─── Records supplied

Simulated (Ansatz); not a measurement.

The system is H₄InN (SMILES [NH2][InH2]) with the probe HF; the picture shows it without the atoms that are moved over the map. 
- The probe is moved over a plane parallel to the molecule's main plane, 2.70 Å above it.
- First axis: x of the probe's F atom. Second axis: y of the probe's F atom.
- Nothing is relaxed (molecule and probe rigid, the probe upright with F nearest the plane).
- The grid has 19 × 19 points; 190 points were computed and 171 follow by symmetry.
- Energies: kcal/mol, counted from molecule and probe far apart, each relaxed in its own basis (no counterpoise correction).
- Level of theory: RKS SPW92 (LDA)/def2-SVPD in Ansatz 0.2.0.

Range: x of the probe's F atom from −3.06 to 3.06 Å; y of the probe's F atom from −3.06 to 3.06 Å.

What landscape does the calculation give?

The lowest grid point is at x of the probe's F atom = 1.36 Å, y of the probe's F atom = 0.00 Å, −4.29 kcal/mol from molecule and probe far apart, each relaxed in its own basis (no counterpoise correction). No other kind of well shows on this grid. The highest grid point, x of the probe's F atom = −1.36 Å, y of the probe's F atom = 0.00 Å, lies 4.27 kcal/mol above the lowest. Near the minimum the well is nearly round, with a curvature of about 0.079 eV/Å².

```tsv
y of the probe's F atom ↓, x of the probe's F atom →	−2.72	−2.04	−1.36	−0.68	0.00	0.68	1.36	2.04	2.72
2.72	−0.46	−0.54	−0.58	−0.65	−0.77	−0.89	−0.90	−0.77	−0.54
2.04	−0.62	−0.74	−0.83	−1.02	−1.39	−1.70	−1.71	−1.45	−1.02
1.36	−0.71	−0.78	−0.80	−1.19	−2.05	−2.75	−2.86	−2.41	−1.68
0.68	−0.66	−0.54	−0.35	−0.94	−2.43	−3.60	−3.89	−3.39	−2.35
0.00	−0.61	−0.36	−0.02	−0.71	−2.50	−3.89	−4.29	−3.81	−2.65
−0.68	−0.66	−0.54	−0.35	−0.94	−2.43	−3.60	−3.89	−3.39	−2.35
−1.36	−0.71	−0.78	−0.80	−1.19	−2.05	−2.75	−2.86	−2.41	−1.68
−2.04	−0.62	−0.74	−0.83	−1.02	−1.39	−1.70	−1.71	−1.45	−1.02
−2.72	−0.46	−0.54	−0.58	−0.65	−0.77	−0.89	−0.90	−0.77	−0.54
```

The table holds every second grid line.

──────

## [Assigned task]
Retype only this portion of the data above: the line containing "- The probe", the line containing "- The grid has", and all lines between them, exactly.

## [Written reply]
- The probe is moved over a plane parallel to the molecule's main plane, 2.70 Å above it.
- First axis: x of the probe's F atom. Second axis: y of the probe's F atom.
- Nothing is relaxed (molecule and probe rigid, the probe upright with F nearest the plane).
- The grid has 19 × 19 points; 190 points were computed and 171 follow by symmetry.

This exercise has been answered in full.